[[ Supplied data, beginning ]]

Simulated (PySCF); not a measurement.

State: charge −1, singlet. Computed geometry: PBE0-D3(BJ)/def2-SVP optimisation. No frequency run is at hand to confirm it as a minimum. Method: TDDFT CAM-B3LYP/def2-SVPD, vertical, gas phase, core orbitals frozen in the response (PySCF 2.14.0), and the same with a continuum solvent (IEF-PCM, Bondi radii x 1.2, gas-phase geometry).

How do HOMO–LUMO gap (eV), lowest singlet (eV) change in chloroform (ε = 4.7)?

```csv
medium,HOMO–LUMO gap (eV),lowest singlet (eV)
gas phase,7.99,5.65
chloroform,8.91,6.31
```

[[ Supplied data, end ]]

Assignment. Nothing but the lines from the top of the records down to the line with "State: charge −1, singlet." belongs in the answer; repeat them exactly.

Task result.
Simulated (PySCF); not a measurement.

State: charge −1, singlet. Computed geometry: PBE0-D3(BJ)/def2-SVP optimisation. No frequency run is at hand to confirm it as a minimum. Method: TDDFT CAM-B3LYP/def2-SVPD, vertical, gas phase, core orbitals frozen in the response (PySCF 2.14.0), and the same with a continuum solvent (IEF-PCM, Bondi radii x 1.2, gas-phase geometry).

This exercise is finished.